====

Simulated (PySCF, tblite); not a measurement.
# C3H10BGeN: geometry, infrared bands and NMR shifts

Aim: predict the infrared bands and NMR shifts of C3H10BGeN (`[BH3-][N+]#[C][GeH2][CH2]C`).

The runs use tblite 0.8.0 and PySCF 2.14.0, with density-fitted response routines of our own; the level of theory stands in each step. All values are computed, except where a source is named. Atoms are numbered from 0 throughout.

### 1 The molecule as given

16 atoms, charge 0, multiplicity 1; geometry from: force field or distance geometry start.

====

* REQUIREMENT *
What is needed is a faithful transcription of every entry.

* TASK ANSWER *
Simulated (PySCF, tblite); not a measurement.
# C3H10BGeN: geometry, infrared bands and NMR shifts

Aim: predict the infrared bands and NMR shifts of C3H10BGeN (`[BH3-][N+]#[C][GeH2][CH2]C`).

The runs use tblite 0.8.0 and PySCF 2.14.0, with density-fitted response routines of our own; the level of theory stands in each step. All values are computed, except where a source is named. Atoms are numbered from 0 throughout.

### 1 The molecule as given

16 atoms, charge 0, multiplicity 1; geometry from: force field or distance geometry start.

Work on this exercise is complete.